* _Work item_
Here are some records. Repeat them all exactly.

* _Record set_
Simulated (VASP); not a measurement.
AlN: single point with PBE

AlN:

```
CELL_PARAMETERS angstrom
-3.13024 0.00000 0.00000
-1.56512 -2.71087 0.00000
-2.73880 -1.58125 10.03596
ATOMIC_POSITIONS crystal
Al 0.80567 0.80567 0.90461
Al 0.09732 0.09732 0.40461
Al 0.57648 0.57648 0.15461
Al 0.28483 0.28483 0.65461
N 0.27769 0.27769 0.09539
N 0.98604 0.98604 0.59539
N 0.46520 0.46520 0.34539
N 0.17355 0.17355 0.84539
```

* _Exercise result_
Simulated (VASP); not a measurement.
AlN: single point with PBE

AlN:

```
CELL_PARAMETERS angstrom
-3.13024 0.00000 0.00000
-1.56512 -2.71087 0.00000
-2.73880 -1.58125 10.03596
ATOMIC_POSITIONS crystal
Al 0.80567 0.80567 0.90461
Al 0.09732 0.09732 0.40461
Al 0.57648 0.57648 0.15461
Al 0.28483 0.28483 0.65461
N 0.27769 0.27769 0.09539
N 0.98604 0.98604 0.59539
N 0.46520 0.46520 0.34539
N 0.17355 0.17355 0.84539
```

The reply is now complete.